Entries supplied:
----------
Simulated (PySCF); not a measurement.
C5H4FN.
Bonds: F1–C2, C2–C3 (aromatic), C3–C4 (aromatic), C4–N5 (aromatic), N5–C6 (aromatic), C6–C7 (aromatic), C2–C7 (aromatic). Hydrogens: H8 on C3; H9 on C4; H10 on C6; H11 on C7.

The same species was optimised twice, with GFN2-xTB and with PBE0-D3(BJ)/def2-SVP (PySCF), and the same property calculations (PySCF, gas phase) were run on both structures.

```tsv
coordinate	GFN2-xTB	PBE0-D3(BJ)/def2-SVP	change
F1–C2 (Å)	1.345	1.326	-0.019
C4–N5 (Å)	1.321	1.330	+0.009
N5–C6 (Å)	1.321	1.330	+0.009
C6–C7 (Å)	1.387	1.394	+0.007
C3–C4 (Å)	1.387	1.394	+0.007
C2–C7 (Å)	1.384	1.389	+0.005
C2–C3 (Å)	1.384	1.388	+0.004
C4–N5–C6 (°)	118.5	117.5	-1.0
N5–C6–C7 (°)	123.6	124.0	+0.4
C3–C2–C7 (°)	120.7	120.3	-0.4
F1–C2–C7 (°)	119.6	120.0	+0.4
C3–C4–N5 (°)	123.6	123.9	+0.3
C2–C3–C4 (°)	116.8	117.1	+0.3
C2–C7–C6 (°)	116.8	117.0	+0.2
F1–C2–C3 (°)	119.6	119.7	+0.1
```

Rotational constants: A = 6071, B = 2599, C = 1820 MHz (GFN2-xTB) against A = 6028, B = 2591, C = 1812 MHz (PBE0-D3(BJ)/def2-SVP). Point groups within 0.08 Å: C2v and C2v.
----------

Assigned task: Retype the material. Keep it exact.

Answer area:
Simulated (PySCF); not a measurement.
C5H4FN.
Bonds: F1–C2, C2–C3 (aromatic), C3–C4 (aromatic), C4–N5 (aromatic), N5–C6 (aromatic), C6–C7 (aromatic), C2–C7 (aromatic). Hydrogens: H8 on C3; H9 on C4; H10 on C6; H11 on C7.

The same species was optimised twice, with GFN2-xTB and with PBE0-D3(BJ)/def2-SVP (PySCF), and the same property calculations (PySCF, gas phase) were run on both structures.

```tsv
coordinate	GFN2-xTB	PBE0-D3(BJ)/def2-SVP	change
F1–C2 (Å)	1.345	1.326	-0.019
C4–N5 (Å)	1.321	1.330	+0.009
N5–C6 (Å)	1.321	1.330	+0.009
C6–C7 (Å)	1.387	1.394	+0.007
C3–C4 (Å)	1.387	1.394	+0.007
C2–C7 (Å)	1.384	1.389	+0.005
C2–C3 (Å)	1.384	1.388	+0.004
C4–N5–C6 (°)	118.5	117.5	-1.0
N5–C6–C7 (°)	123.6	124.0	+0.4
C3–C2–C7 (°)	120.7	120.3	-0.4
F1–C2–C7 (°)	119.6	120.0	+0.4
C3–C4–N5 (°)	123.6	123.9	+0.3
C2–C3–C4 (°)	116.8	117.1	+0.3
C2–C7–C6 (°)	116.8	117.0	+0.2
F1–C2–C3 (°)	119.6	119.7	+0.1
```

Rotational constants: A = 6071, B = 2599, C = 1820 MHz (GFN2-xTB) against A = 6028, B = 2591, C = 1812 MHz (PBE0-D3(BJ)/def2-SVP). Point groups within 0.08 Å: C2v and C2v.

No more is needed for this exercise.